#### Work order
One part of the entries below is wanted: the lines from the one containing "Potentials or basis: VASP PAW PBE potentials, release 64 (C)." through the one containing "Task: Estimate the wall time of this run.". Write those out exactly and nothing else.

━━━

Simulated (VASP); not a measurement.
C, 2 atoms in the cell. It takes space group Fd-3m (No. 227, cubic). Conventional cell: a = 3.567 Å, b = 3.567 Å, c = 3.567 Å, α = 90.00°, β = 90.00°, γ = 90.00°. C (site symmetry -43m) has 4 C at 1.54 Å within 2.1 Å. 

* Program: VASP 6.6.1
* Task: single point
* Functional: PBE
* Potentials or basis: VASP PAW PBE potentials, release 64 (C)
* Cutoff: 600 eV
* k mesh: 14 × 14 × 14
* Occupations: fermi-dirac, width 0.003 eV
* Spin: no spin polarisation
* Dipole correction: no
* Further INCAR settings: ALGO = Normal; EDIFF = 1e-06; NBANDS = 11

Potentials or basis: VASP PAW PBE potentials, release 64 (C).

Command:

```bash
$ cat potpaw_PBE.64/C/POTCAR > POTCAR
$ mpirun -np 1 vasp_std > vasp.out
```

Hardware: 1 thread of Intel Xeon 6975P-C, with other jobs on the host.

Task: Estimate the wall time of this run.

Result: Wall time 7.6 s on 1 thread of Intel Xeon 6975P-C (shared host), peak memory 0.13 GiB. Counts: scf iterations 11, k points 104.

━━━

#### Your solution
Potentials or basis: VASP PAW PBE potentials, release 64 (C).

Command:

```bash
$ cat potpaw_PBE.64/C/POTCAR > POTCAR
$ mpirun -np 1 vasp_std > vasp.out
```

Hardware: 1 thread of Intel Xeon 6975P-C, with other jobs on the host.

Task: Estimate the wall time of this run.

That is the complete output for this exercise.